▶ [REQUIREMENT]: What you return should be every record, retyped without a single change.

————

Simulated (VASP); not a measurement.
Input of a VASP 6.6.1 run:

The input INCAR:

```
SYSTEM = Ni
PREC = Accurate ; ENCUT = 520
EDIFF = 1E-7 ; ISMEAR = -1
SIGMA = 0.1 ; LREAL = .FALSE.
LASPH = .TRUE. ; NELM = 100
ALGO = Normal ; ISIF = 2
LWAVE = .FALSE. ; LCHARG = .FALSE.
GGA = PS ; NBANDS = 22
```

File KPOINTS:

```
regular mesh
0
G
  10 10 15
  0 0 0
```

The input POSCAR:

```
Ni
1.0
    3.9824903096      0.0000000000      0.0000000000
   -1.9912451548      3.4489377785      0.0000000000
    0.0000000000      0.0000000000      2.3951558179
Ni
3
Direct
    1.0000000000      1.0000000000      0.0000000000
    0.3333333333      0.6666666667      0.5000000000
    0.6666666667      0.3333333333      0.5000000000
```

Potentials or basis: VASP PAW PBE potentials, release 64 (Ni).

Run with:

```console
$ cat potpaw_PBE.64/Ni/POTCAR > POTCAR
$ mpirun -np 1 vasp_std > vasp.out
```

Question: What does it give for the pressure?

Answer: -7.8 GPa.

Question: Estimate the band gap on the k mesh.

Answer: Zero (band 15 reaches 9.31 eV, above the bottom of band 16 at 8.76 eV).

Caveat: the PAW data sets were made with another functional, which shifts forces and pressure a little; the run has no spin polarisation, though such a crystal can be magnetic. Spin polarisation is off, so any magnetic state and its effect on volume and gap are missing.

————

▶ [WORKED SOLUTION]:
Simulated (VASP); not a measurement.
Input of a VASP 6.6.1 run:

The input INCAR:

```
SYSTEM = Ni
PREC = Accurate ; ENCUT = 520
EDIFF = 1E-7 ; ISMEAR = -1
SIGMA = 0.1 ; LREAL = .FALSE.
LASPH = .TRUE. ; NELM = 100
ALGO = Normal ; ISIF = 2
LWAVE = .FALSE. ; LCHARG = .FALSE.
GGA = PS ; NBANDS = 22
```

File KPOINTS:

```
regular mesh
0
G
  10 10 15
  0 0 0
```

The input POSCAR:

```
Ni
1.0
    3.9824903096      0.0000000000      0.0000000000
   -1.9912451548      3.4489377785      0.0000000000
    0.0000000000      0.0000000000      2.3951558179
Ni
3
Direct
    1.0000000000      1.0000000000      0.0000000000
    0.3333333333      0.6666666667      0.5000000000
    0.6666666667      0.3333333333      0.5000000000
```

Potentials or basis: VASP PAW PBE potentials, release 64 (Ni).

Run with:

```console
$ cat potpaw_PBE.64/Ni/POTCAR > POTCAR
$ mpirun -np 1 vasp_std > vasp.out
```

Question: What does it give for the pressure?

Answer: -7.8 GPa.

Question: Estimate the band gap on the k mesh.

Answer: Zero (band 15 reaches 9.31 eV, above the bottom of band 16 at 8.76 eV).

Caveat: the PAW data sets were made with another functional, which shifts forces and pressure a little; the run has no spin polarisation, though such a crystal can be magnetic. Spin polarisation is off, so any magnetic state and its effect on volume and gap are missing.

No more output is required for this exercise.